★ ★ ★ ★ ★ ★ ★

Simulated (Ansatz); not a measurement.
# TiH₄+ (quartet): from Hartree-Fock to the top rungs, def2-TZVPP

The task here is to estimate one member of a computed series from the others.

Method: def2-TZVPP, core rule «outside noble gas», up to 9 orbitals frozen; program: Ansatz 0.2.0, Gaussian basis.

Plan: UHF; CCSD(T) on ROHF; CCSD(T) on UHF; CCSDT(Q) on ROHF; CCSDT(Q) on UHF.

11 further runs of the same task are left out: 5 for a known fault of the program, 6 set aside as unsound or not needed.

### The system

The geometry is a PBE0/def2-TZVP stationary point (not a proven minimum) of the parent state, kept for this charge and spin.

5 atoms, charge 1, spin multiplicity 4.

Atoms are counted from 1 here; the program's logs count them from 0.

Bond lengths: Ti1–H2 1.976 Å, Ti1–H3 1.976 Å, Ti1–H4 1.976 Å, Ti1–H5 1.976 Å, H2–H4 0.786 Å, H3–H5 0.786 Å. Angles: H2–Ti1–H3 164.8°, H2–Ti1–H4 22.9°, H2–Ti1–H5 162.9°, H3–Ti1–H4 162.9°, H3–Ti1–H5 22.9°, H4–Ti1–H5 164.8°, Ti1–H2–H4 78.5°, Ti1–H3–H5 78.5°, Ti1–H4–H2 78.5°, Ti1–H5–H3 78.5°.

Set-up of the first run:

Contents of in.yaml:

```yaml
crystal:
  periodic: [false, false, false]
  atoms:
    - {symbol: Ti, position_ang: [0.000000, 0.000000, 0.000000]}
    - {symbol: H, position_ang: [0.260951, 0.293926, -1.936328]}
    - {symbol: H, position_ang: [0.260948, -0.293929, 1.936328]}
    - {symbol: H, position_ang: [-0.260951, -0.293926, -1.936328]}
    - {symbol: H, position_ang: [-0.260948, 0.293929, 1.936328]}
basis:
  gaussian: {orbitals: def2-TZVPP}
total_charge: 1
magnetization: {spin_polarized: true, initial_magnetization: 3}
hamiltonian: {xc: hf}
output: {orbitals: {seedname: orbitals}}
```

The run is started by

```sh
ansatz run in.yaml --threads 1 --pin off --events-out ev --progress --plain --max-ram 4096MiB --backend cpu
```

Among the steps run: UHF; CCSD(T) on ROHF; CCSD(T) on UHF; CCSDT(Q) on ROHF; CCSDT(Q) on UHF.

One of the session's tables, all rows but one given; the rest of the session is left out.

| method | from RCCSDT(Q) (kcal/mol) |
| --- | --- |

★ ★ ★ ★ ★ ★ ★

- [Brief] Exactly the lines running from the top of the records to the line that contains "Atoms are counted", inclusive, must be set down, and nothing more.

- [Task output]
Simulated (Ansatz); not a measurement.
# TiH₄+ (quartet): from Hartree-Fock to the top rungs, def2-TZVPP

The task here is to estimate one member of a computed series from the others.

Method: def2-TZVPP, core rule «outside noble gas», up to 9 orbitals frozen; program: Ansatz 0.2.0, Gaussian basis.

Plan: UHF; CCSD(T) on ROHF; CCSD(T) on UHF; CCSDT(Q) on ROHF; CCSDT(Q) on UHF.

11 further runs of the same task are left out: 5 for a known fault of the program, 6 set aside as unsound or not needed.

### The system

The geometry is a PBE0/def2-TZVP stationary point (not a proven minimum) of the parent state, kept for this charge and spin.

5 atoms, charge 1, spin multiplicity 4.

Atoms are counted from 1 here; the program's logs count them from 0.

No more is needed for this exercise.